[Opening EXCERPTED RECORDS section]
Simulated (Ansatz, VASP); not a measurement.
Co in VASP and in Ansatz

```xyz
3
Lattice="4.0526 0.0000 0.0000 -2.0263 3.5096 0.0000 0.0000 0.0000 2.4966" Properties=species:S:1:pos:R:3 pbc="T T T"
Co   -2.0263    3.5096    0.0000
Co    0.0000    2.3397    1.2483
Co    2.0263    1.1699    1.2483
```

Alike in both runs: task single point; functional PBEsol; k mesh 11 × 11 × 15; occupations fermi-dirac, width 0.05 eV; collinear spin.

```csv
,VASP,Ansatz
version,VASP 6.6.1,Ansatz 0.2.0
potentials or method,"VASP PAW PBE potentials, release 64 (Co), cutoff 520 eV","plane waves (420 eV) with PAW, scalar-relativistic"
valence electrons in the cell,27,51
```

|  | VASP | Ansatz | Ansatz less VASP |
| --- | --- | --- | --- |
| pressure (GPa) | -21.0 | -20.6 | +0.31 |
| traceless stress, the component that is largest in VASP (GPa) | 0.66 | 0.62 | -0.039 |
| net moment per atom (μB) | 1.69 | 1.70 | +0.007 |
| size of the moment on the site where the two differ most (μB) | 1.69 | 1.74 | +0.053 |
[Closing EXCERPTED RECORDS section]

▸ ACTIVITY: Transcribe all of the data exactly, leaving no line out.

▸ ANSWER BOX:
Simulated (Ansatz, VASP); not a measurement.
Co in VASP and in Ansatz

```xyz
3
Lattice="4.0526 0.0000 0.0000 -2.0263 3.5096 0.0000 0.0000 0.0000 2.4966" Properties=species:S:1:pos:R:3 pbc="T T T"
Co   -2.0263    3.5096    0.0000
Co    0.0000    2.3397    1.2483
Co    2.0263    1.1699    1.2483
```

Alike in both runs: task single point; functional PBEsol; k mesh 11 × 11 × 15; occupations fermi-dirac, width 0.05 eV; collinear spin.

```csv
,VASP,Ansatz
version,VASP 6.6.1,Ansatz 0.2.0
potentials or method,"VASP PAW PBE potentials, release 64 (Co), cutoff 520 eV","plane waves (420 eV) with PAW, scalar-relativistic"
valence electrons in the cell,27,51
```

|  | VASP | Ansatz | Ansatz less VASP |
| --- | --- | --- | --- |
| pressure (GPa) | -21.0 | -20.6 | +0.31 |
| traceless stress, the component that is largest in VASP (GPa) | 0.66 | 0.62 | -0.039 |
| net moment per atom (μB) | 1.69 | 1.70 | +0.007 |
| size of the moment on the site where the two differ most (μB) | 1.69 | 1.74 | +0.053 |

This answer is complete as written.